● **Assigned task**
A verbatim transcript of the lines below, starting at the first and ending with the one that holds "Volumes at which", is what should be produced.

● **Data listing**
━━━━━━━━━━━━━━━━━━━━━━━━━━━━━━

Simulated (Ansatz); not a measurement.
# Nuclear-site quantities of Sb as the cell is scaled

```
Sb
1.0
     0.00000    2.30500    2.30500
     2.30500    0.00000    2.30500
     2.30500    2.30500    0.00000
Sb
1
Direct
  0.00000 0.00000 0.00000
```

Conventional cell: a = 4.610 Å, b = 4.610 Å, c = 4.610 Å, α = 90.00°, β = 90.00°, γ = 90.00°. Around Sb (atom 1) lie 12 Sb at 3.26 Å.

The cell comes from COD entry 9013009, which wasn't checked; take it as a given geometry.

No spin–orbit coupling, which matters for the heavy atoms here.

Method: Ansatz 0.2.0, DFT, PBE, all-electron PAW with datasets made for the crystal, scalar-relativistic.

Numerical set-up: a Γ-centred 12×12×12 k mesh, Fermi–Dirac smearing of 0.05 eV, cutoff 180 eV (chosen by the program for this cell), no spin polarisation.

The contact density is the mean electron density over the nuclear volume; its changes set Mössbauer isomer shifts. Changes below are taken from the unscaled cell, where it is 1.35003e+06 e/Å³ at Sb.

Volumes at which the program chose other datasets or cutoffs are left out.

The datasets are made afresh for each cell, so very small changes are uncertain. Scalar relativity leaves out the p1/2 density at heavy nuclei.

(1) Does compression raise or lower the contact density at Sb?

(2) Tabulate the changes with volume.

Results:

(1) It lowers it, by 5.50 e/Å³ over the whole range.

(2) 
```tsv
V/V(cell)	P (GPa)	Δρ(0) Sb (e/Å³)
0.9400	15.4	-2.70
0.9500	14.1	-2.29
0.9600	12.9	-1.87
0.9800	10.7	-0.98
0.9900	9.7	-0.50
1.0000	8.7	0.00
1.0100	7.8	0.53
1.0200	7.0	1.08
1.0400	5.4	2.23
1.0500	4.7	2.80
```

━━━━━━━━━━━━━━━━━━━━━━━━━━━━━━

● **Written response**
Simulated (Ansatz); not a measurement.
# Nuclear-site quantities of Sb as the cell is scaled

```
Sb
1.0
     0.00000    2.30500    2.30500
     2.30500    0.00000    2.30500
     2.30500    2.30500    0.00000
Sb
1
Direct
  0.00000 0.00000 0.00000
```

Conventional cell: a = 4.610 Å, b = 4.610 Å, c = 4.610 Å, α = 90.00°, β = 90.00°, γ = 90.00°. Around Sb (atom 1) lie 12 Sb at 3.26 Å.

The cell comes from COD entry 9013009, which wasn't checked; take it as a given geometry.

No spin–orbit coupling, which matters for the heavy atoms here.

Method: Ansatz 0.2.0, DFT, PBE, all-electron PAW with datasets made for the crystal, scalar-relativistic.

Numerical set-up: a Γ-centred 12×12×12 k mesh, Fermi–Dirac smearing of 0.05 eV, cutoff 180 eV (chosen by the program for this cell), no spin polarisation.

The contact density is the mean electron density over the nuclear volume; its changes set Mössbauer isomer shifts. Changes below are taken from the unscaled cell, where it is 1.35003e+06 e/Å³ at Sb.

Volumes at which the program chose other datasets or cutoffs are left out.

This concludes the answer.